TASK ITEM.
Print nothing but the lines below starting at the line that holds "Both spin channels" and ending at the line that holds "#19 | #20 | #21 |", including both, each exactly as written.

DATA SECTION.
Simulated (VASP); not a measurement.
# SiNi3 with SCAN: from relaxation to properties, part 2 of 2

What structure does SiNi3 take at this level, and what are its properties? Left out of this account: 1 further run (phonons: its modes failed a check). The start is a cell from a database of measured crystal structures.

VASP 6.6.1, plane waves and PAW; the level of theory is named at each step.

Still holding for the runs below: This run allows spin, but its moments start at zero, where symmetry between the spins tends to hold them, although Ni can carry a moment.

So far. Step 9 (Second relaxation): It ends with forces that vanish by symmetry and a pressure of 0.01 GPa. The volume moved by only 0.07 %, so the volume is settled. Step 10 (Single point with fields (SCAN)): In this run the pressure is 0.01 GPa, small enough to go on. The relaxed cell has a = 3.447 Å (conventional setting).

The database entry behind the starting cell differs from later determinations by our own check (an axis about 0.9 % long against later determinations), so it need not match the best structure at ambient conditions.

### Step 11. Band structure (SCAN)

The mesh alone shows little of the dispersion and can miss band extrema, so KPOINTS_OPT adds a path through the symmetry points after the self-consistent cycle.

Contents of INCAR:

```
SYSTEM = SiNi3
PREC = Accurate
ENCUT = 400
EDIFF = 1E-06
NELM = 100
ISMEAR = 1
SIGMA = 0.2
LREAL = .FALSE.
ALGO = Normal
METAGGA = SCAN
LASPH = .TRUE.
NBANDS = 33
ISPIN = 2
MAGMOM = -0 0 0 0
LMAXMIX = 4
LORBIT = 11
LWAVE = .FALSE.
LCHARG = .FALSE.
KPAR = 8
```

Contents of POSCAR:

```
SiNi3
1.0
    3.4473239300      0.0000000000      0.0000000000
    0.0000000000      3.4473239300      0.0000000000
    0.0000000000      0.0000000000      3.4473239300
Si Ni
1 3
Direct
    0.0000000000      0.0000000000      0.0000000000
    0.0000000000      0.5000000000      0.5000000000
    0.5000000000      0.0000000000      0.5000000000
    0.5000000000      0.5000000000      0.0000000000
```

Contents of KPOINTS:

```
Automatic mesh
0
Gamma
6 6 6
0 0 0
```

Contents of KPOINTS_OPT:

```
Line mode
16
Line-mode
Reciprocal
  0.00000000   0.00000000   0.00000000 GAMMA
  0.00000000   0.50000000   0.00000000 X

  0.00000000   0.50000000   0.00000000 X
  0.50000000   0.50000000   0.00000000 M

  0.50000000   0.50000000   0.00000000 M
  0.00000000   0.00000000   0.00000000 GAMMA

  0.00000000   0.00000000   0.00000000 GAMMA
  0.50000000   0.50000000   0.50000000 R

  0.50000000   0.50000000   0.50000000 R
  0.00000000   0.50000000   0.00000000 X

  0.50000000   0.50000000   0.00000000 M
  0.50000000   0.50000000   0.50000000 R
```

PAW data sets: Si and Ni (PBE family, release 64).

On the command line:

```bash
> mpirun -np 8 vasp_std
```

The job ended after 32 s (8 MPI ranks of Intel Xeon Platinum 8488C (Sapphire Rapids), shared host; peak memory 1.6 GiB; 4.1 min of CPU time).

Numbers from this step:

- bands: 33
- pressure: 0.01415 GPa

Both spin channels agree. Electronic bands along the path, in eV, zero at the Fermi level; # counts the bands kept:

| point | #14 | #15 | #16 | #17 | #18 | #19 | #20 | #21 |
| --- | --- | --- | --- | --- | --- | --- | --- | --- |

RESPONSE.
Both spin channels agree. Electronic bands along the path, in eV, zero at the Fermi level; # counts the bands kept:

| point | #14 | #15 | #16 | #17 | #18 | #19 | #20 | #21 |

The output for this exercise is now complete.